=== SUPPLIED DATA ===

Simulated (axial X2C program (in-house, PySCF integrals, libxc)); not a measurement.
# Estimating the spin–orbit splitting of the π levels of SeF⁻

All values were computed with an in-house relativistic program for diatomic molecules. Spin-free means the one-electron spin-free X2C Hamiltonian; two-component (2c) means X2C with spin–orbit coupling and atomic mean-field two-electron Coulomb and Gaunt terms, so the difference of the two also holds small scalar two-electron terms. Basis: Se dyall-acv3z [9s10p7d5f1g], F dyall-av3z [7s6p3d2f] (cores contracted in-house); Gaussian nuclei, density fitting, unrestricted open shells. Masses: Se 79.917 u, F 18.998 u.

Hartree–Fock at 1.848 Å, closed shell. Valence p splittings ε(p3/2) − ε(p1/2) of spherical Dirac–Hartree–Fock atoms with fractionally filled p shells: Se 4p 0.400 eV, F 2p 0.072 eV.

===

The material above must be returned in full, exactly as written.

→ ANSWER SECTION
Simulated (axial X2C program (in-house, PySCF integrals, libxc)); not a measurement.
# Estimating the spin–orbit splitting of the π levels of SeF⁻

All values were computed with an in-house relativistic program for diatomic molecules. Spin-free means the one-electron spin-free X2C Hamiltonian; two-component (2c) means X2C with spin–orbit coupling and atomic mean-field two-electron Coulomb and Gaunt terms, so the difference of the two also holds small scalar two-electron terms. Basis: Se dyall-acv3z [9s10p7d5f1g], F dyall-av3z [7s6p3d2f] (cores contracted in-house); Gaussian nuclei, density fitting, unrestricted open shells. Masses: Se 79.917 u, F 18.998 u.

Hartree–Fock at 1.848 Å, closed shell. Valence p splittings ε(p3/2) − ε(p1/2) of spherical Dirac–Hartree–Fock atoms with fractionally filled p shells: Se 4p 0.400 eV, F 2p 0.072 eV.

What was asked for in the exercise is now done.